Start of Block
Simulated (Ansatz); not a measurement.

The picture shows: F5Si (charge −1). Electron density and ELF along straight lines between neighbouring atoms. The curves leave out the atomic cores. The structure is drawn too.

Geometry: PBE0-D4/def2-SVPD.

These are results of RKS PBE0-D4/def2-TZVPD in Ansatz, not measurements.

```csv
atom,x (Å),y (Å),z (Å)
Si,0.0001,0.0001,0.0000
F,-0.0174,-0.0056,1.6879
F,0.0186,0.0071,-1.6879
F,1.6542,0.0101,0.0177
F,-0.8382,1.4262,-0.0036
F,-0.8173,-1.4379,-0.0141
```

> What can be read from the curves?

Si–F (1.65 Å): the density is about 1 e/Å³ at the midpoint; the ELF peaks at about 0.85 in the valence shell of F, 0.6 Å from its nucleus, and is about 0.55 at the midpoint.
End of Block

→ WORK TASK: Your answer must consist solely of the lines above between the line holding "These are results" and the line holding "from the curves?", inclusive, copied exactly.

→ WRITTEN REPLY:
These are results of RKS PBE0-D4/def2-TZVPD in Ansatz, not measurements.

```csv
atom,x (Å),y (Å),z (Å)
Si,0.0001,0.0001,0.0000
F,-0.0174,-0.0056,1.6879
F,0.0186,0.0071,-1.6879
F,1.6542,0.0101,0.0177
F,-0.8382,1.4262,-0.0036
F,-0.8173,-1.4379,-0.0141
```

> What can be read from the curves?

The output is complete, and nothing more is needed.